Brief: Nothing outside the range is wanted. Repeat exactly the lines below from the one with "Question: For R123, give" through the one with "- 320.7 K and 5.79".

══ Dataset extract ══

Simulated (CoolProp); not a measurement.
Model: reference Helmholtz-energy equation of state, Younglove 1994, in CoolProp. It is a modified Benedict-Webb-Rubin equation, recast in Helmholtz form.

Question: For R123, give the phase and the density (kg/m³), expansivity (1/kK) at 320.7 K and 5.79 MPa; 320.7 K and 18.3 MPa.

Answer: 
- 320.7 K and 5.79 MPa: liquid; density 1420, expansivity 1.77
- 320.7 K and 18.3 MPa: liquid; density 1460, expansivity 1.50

═══

Exercise response:
Question: For R123, give the phase and the density (kg/m³), expansivity (1/kK) at 320.7 K and 5.79 MPa; 320.7 K and 18.3 MPa.

Answer: 
- 320.7 K and 5.79 MPa: liquid; density 1420, expansivity 1.77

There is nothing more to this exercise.